**Work task:** Print the whole listing, unchanged.

──────
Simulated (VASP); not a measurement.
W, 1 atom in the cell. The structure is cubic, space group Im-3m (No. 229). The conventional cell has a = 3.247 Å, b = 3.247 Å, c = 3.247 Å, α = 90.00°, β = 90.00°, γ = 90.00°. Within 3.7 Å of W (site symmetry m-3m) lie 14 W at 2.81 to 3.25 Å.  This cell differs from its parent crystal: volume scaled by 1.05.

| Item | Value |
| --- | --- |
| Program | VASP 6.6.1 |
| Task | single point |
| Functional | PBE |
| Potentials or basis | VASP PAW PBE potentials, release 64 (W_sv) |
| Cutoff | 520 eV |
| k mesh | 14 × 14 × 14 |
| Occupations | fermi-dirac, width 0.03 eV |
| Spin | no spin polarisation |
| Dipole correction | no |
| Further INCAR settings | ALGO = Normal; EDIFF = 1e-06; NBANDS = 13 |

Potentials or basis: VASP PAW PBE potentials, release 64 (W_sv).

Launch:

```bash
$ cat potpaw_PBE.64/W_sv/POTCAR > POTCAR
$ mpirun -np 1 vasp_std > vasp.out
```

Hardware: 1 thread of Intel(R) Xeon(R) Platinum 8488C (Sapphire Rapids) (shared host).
──────

**Response box:**
Simulated (VASP); not a measurement.
W, 1 atom in the cell. The structure is cubic, space group Im-3m (No. 229). The conventional cell has a = 3.247 Å, b = 3.247 Å, c = 3.247 Å, α = 90.00°, β = 90.00°, γ = 90.00°. Within 3.7 Å of W (site symmetry m-3m) lie 14 W at 2.81 to 3.25 Å.  This cell differs from its parent crystal: volume scaled by 1.05.

| Item | Value |
| --- | --- |
| Program | VASP 6.6.1 |
| Task | single point |
| Functional | PBE |
| Potentials or basis | VASP PAW PBE potentials, release 64 (W_sv) |
| Cutoff | 520 eV |
| k mesh | 14 × 14 × 14 |
| Occupations | fermi-dirac, width 0.03 eV |
| Spin | no spin polarisation |
| Dipole correction | no |
| Further INCAR settings | ALGO = Normal; EDIFF = 1e-06; NBANDS = 13 |

Potentials or basis: VASP PAW PBE potentials, release 64 (W_sv).

Launch:

```bash
$ cat potpaw_PBE.64/W_sv/POTCAR > POTCAR
$ mpirun -np 1 vasp_std > vasp.out
```

Hardware: 1 thread of Intel(R) Xeon(R) Platinum 8488C (Sapphire Rapids) (shared host).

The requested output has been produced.